• **Work order**:
Print the listing in full, keeping every line exactly as it is.

• **Data supplied**:
*** Block opens ***

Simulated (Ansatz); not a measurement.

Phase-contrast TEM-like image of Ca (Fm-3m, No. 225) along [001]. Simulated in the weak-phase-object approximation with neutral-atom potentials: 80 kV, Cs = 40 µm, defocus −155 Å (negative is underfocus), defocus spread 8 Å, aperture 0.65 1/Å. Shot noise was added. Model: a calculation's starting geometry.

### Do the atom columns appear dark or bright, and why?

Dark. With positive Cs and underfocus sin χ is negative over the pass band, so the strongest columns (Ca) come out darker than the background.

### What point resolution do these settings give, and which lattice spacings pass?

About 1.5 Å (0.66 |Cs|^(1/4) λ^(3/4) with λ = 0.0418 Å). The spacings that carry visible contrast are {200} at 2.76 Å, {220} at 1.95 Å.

*** Block closes ***

• **Written solution**:
Simulated (Ansatz); not a measurement.

Phase-contrast TEM-like image of Ca (Fm-3m, No. 225) along [001]. Simulated in the weak-phase-object approximation with neutral-atom potentials: 80 kV, Cs = 40 µm, defocus −155 Å (negative is underfocus), defocus spread 8 Å, aperture 0.65 1/Å. Shot noise was added. Model: a calculation's starting geometry.

### Do the atom columns appear dark or bright, and why?

Dark. With positive Cs and underfocus sin χ is negative over the pass band, so the strongest columns (Ca) come out darker than the background.

### What point resolution do these settings give, and which lattice spacings pass?

About 1.5 Å (0.66 |Cs|^(1/4) λ^(3/4) with λ = 0.0418 Å). The spacings that carry visible contrast are {200} at 2.76 Å, {220} at 1.95 Å.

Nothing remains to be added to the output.